# [Record set]
Segment Open

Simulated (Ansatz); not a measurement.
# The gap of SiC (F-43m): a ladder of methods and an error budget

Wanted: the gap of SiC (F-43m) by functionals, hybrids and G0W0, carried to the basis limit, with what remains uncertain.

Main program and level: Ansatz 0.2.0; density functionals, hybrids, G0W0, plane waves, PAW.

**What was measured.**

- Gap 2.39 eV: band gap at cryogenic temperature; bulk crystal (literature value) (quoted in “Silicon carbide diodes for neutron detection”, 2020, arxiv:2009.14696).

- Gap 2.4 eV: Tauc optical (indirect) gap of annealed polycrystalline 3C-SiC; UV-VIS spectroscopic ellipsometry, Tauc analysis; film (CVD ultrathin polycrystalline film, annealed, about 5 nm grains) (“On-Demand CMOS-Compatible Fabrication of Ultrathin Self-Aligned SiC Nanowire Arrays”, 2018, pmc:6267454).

Segment Closed

# [Task item]
Reproduce word for word the material above, beginning with the line that contains "Wanted: the gap" and ending with the line that contains "- Gap 2.39 eV: band".

# [Task output]
Wanted: the gap of SiC (F-43m) by functionals, hybrids and G0W0, carried to the basis limit, with what remains uncertain.

Main program and level: Ansatz 0.2.0; density functionals, hybrids, G0W0, plane waves, PAW.

**What was measured.**

- Gap 2.39 eV: band gap at cryogenic temperature; bulk crystal (literature value) (quoted in “Silicon carbide diodes for neutron detection”, 2020, arxiv:2009.14696).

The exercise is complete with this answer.